**Activity:** Would you retype each record exactly as given?

-- Dataset content follows --

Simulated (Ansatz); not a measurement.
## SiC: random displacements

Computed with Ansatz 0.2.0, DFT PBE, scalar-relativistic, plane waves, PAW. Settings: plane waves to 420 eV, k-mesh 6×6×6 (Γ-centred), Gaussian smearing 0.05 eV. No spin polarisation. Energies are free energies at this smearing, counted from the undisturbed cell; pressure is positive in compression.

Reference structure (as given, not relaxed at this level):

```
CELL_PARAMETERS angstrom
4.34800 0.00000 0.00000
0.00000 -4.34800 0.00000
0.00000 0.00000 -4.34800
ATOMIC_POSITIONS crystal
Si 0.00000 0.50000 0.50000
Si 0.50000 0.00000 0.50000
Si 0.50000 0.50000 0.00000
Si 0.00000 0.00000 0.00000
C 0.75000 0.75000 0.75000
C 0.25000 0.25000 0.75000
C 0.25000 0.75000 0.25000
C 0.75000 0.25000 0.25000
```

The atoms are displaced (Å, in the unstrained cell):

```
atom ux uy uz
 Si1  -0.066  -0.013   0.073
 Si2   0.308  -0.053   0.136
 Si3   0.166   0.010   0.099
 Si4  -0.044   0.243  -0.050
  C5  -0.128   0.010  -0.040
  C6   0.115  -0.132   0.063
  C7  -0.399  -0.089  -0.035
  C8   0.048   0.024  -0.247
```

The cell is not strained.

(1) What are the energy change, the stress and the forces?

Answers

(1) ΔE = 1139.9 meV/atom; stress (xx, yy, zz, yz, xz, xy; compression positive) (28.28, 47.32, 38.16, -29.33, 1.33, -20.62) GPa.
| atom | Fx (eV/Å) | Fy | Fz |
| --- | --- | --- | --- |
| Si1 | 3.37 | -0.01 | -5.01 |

-- Dataset content concluded --

**Written reply:**
Simulated (Ansatz); not a measurement.
## SiC: random displacements

Computed with Ansatz 0.2.0, DFT PBE, scalar-relativistic, plane waves, PAW. Settings: plane waves to 420 eV, k-mesh 6×6×6 (Γ-centred), Gaussian smearing 0.05 eV. No spin polarisation. Energies are free energies at this smearing, counted from the undisturbed cell; pressure is positive in compression.

Reference structure (as given, not relaxed at this level):

```
CELL_PARAMETERS angstrom
4.34800 0.00000 0.00000
0.00000 -4.34800 0.00000
0.00000 0.00000 -4.34800
ATOMIC_POSITIONS crystal
Si 0.00000 0.50000 0.50000
Si 0.50000 0.00000 0.50000
Si 0.50000 0.50000 0.00000
Si 0.00000 0.00000 0.00000
C 0.75000 0.75000 0.75000
C 0.25000 0.25000 0.75000
C 0.25000 0.75000 0.25000
C 0.75000 0.25000 0.25000
```

The atoms are displaced (Å, in the unstrained cell):

```
atom ux uy uz
 Si1  -0.066  -0.013   0.073
 Si2   0.308  -0.053   0.136
 Si3   0.166   0.010   0.099
 Si4  -0.044   0.243  -0.050
  C5  -0.128   0.010  -0.040
  C6   0.115  -0.132   0.063
  C7  -0.399  -0.089  -0.035
  C8   0.048   0.024  -0.247
```

The cell is not strained.

(1) What are the energy change, the stress and the forces?

Answers

(1) ΔE = 1139.9 meV/atom; stress (xx, yy, zz, yz, xz, xy; compression positive) (28.28, 47.32, 38.16, -29.33, 1.33, -20.62) GPa.
| atom | Fx (eV/Å) | Fy | Fz |
| --- | --- | --- | --- |
| Si1 | 3.37 | -0.01 | -5.01 |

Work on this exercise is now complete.